----- Entries supplied
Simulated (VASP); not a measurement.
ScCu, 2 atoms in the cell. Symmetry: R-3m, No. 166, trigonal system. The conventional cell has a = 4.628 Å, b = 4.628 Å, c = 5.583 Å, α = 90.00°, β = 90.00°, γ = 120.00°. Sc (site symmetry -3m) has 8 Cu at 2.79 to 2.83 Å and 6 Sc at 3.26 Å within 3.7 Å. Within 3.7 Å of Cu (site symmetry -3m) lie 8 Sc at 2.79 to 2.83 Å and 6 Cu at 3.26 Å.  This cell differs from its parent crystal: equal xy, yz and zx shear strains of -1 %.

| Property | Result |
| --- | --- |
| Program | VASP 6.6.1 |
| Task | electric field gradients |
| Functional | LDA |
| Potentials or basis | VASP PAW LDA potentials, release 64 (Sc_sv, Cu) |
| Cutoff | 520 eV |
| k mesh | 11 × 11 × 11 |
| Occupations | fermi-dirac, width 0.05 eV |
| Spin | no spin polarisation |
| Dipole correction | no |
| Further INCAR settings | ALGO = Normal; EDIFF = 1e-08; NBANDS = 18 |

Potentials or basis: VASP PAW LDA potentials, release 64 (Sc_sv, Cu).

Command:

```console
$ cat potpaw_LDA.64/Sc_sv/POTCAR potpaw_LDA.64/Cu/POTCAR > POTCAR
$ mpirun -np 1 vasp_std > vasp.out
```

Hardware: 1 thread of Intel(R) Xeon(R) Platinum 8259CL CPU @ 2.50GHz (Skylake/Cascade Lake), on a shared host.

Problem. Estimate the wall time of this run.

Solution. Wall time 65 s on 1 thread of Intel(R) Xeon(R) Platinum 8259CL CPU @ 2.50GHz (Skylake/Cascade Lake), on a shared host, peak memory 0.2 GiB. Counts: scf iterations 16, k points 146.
----------

* **Work order**
For this exercise, please copy exactly the lines of the material above from its first line through the line where "correction | no |" appears.

* **Task output**
Simulated (VASP); not a measurement.
ScCu, 2 atoms in the cell. Symmetry: R-3m, No. 166, trigonal system. The conventional cell has a = 4.628 Å, b = 4.628 Å, c = 5.583 Å, α = 90.00°, β = 90.00°, γ = 120.00°. Sc (site symmetry -3m) has 8 Cu at 2.79 to 2.83 Å and 6 Sc at 3.26 Å within 3.7 Å. Within 3.7 Å of Cu (site symmetry -3m) lie 8 Sc at 2.79 to 2.83 Å and 6 Cu at 3.26 Å.  This cell differs from its parent crystal: equal xy, yz and zx shear strains of -1 %.

| Property | Result |
| --- | --- |
| Program | VASP 6.6.1 |
| Task | electric field gradients |
| Functional | LDA |
| Potentials or basis | VASP PAW LDA potentials, release 64 (Sc_sv, Cu) |
| Cutoff | 520 eV |
| k mesh | 11 × 11 × 11 |
| Occupations | fermi-dirac, width 0.05 eV |
| Spin | no spin polarisation |
| Dipole correction | no |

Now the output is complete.